**Data under study**
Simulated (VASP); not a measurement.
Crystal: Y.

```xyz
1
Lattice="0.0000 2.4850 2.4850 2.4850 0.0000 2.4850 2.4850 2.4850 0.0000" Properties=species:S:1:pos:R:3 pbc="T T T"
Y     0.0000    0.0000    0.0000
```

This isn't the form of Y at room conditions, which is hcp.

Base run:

**Work instruction**
Please retype every entry above exactly as it stands.

**Task answer**
Simulated (VASP); not a measurement.
Crystal: Y.

```xyz
1
Lattice="0.0000 2.4850 2.4850 2.4850 0.0000 2.4850 2.4850 2.4850 0.0000" Properties=species:S:1:pos:R:3 pbc="T T T"
Y     0.0000    0.0000    0.0000
```

This isn't the form of Y at room conditions, which is hcp.

Base run:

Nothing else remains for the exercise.